* BRIEF *
In the listing below, locate the line that contains "Atoms are numbered in the order listed." and the line that contains "The runs use". Restate word for word those two lines and every line between them, and nothing else.

* DATA TO EXAMINE *
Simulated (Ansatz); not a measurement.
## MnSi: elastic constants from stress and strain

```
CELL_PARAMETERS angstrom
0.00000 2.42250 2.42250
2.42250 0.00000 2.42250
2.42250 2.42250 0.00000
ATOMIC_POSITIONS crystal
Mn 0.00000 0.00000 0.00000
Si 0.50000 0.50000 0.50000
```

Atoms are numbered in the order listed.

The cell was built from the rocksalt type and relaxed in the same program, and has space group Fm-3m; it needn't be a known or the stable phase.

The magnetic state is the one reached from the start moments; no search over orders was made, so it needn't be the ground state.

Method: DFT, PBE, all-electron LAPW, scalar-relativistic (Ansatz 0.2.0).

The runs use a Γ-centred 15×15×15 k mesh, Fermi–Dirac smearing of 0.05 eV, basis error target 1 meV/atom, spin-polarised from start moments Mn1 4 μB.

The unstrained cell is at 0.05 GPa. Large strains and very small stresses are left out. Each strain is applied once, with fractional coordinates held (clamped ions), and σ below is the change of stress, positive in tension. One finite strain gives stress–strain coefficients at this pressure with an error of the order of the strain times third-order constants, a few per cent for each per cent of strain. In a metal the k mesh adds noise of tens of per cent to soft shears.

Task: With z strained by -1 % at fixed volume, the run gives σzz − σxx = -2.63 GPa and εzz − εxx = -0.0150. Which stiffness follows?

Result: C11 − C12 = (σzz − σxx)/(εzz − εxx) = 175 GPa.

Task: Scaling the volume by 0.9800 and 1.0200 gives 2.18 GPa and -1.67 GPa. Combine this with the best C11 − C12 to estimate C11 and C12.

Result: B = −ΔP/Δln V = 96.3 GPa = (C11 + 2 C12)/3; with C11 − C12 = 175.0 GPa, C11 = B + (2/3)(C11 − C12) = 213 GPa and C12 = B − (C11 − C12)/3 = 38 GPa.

* TASK RESPONSE *
Atoms are numbered in the order listed.

The cell was built from the rocksalt type and relaxed in the same program, and has space group Fm-3m; it needn't be a known or the stable phase.

The magnetic state is the one reached from the start moments; no search over orders was made, so it needn't be the ground state.

Method: DFT, PBE, all-electron LAPW, scalar-relativistic (Ansatz 0.2.0).

The runs use a Γ-centred 15×15×15 k mesh, Fermi–Dirac smearing of 0.05 eV, basis error target 1 meV/atom, spin-polarised from start moments Mn1 4 μB.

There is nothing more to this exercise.